> **RECORDS SUPPLIED**
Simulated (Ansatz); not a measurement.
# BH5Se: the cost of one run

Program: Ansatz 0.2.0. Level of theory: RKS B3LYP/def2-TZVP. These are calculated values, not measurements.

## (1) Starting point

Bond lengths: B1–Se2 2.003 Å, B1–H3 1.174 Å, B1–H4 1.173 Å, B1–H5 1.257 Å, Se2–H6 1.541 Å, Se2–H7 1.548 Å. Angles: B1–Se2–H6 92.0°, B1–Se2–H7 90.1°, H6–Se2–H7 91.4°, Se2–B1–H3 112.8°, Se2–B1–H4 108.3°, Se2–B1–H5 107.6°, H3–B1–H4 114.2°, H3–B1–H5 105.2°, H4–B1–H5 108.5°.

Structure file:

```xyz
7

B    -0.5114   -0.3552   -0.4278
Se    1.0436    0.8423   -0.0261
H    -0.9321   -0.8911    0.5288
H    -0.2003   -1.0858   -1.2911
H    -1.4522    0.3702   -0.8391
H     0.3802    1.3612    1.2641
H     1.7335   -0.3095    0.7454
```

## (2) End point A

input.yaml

> **WORK ORDER**
Return only the stretch of the material above from the line holding "# BH5Se: the cost of one run" through the line holding "## (2) End point A", copied exactly.

> **EXERCISE RESULT**
# BH5Se: the cost of one run

Program: Ansatz 0.2.0. Level of theory: RKS B3LYP/def2-TZVP. These are calculated values, not measurements.

## (1) Starting point

Bond lengths: B1–Se2 2.003 Å, B1–H3 1.174 Å, B1–H4 1.173 Å, B1–H5 1.257 Å, Se2–H6 1.541 Å, Se2–H7 1.548 Å. Angles: B1–Se2–H6 92.0°, B1–Se2–H7 90.1°, H6–Se2–H7 91.4°, Se2–B1–H3 112.8°, Se2–B1–H4 108.3°, Se2–B1–H5 107.6°, H3–B1–H4 114.2°, H3–B1–H5 105.2°, H4–B1–H5 108.5°.

Structure file:

```xyz
7

B    -0.5114   -0.3552   -0.4278
Se    1.0436    0.8423   -0.0261
H    -0.9321   -0.8911    0.5288
H    -0.2003   -1.0858   -1.2911
H    -1.4522    0.3702   -0.8391
H     0.3802    1.3612    1.2641
H     1.7335   -0.3095    0.7454
```

## (2) End point A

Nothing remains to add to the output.